**Recorded data**:
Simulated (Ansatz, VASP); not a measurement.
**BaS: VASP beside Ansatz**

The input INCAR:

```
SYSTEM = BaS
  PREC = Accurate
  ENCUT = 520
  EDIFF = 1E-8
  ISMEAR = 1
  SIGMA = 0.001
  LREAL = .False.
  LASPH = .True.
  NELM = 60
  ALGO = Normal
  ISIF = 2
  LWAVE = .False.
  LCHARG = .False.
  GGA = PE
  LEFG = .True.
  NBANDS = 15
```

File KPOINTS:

**Work order**:
Set down the full listing a second time, exactly as given.

**Solution**:
Simulated (Ansatz, VASP); not a measurement.
**BaS: VASP beside Ansatz**

The input INCAR:

```
SYSTEM = BaS
  PREC = Accurate
  ENCUT = 520
  EDIFF = 1E-8
  ISMEAR = 1
  SIGMA = 0.001
  LREAL = .False.
  LASPH = .True.
  NELM = 60
  ALGO = Normal
  ISIF = 2
  LWAVE = .False.
  LCHARG = .False.
  GGA = PE
  LEFG = .True.
  NBANDS = 15
```

File KPOINTS:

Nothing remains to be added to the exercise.